### WORK ITEM:
In the listing that follows, the lines starting at the one containing "## Two runs on C₃H₇FOSi" and ending at the one containing "Hardware: 1 CPU thread, shared host." are to be returned exactly, both boundary lines included, and no others.

### SUPPLIED DATA:

>>

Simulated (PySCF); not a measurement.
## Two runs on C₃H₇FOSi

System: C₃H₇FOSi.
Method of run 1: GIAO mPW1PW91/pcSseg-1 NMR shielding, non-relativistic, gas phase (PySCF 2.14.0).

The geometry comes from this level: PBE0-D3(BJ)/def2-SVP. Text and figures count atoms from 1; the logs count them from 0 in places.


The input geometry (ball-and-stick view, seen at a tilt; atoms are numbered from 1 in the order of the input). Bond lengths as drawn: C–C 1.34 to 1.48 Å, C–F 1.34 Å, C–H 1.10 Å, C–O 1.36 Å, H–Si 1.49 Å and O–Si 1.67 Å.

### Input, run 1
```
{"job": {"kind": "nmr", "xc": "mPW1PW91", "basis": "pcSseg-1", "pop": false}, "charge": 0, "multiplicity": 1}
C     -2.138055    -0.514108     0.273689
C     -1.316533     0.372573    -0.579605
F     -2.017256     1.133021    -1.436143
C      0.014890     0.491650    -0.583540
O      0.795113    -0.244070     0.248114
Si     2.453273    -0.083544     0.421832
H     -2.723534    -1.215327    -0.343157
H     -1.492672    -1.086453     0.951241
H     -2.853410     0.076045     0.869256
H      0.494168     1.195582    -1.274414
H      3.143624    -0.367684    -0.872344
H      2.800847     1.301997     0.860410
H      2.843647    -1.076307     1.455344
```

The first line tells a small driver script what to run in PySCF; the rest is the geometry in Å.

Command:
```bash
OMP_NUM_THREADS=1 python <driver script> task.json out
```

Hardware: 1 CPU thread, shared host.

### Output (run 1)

<<

### RESPONSE AREA:
## Two runs on C₃H₇FOSi

System: C₃H₇FOSi.
Method of run 1: GIAO mPW1PW91/pcSseg-1 NMR shielding, non-relativistic, gas phase (PySCF 2.14.0).

The geometry comes from this level: PBE0-D3(BJ)/def2-SVP. Text and figures count atoms from 1; the logs count them from 0 in places.


The input geometry (ball-and-stick view, seen at a tilt; atoms are numbered from 1 in the order of the input). Bond lengths as drawn: C–C 1.34 to 1.48 Å, C–F 1.34 Å, C–H 1.10 Å, C–O 1.36 Å, H–Si 1.49 Å and O–Si 1.67 Å.

### Input, run 1
```
{"job": {"kind": "nmr", "xc": "mPW1PW91", "basis": "pcSseg-1", "pop": false}, "charge": 0, "multiplicity": 1}
C     -2.138055    -0.514108     0.273689
C     -1.316533     0.372573    -0.579605
F     -2.017256     1.133021    -1.436143
C      0.014890     0.491650    -0.583540
O      0.795113    -0.244070     0.248114
Si     2.453273    -0.083544     0.421832
H     -2.723534    -1.215327    -0.343157
H     -1.492672    -1.086453     0.951241
H     -2.853410     0.076045     0.869256
H      0.494168     1.195582    -1.274414
H      3.143624    -0.367684    -0.872344
H      2.800847     1.301997     0.860410
H      2.843647    -1.076307     1.455344
```

The first line tells a small driver script what to run in PySCF; the rest is the geometry in Å.

Command:
```bash
OMP_NUM_THREADS=1 python <driver script> task.json out
```

Hardware: 1 CPU thread, shared host.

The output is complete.